◆ **Assigned task**:
Your answer must be an exact copy of every record below.

[Extracted data — start]

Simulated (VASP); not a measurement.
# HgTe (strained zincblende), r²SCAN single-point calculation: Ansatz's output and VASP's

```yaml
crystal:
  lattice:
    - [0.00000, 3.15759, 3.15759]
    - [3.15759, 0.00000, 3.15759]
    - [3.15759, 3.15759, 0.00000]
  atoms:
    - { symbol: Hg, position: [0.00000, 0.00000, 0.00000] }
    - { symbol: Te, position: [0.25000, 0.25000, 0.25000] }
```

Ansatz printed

[Extracted data — finish]

◆ **Exercise response**:
Simulated (VASP); not a measurement.
# HgTe (strained zincblende), r²SCAN single-point calculation: Ansatz's output and VASP's

```yaml
crystal:
  lattice:
    - [0.00000, 3.15759, 3.15759]
    - [3.15759, 0.00000, 3.15759]
    - [3.15759, 3.15759, 0.00000]
  atoms:
    - { symbol: Hg, position: [0.00000, 0.00000, 0.00000] }
    - { symbol: Te, position: [0.25000, 0.25000, 0.25000] }
```

Ansatz printed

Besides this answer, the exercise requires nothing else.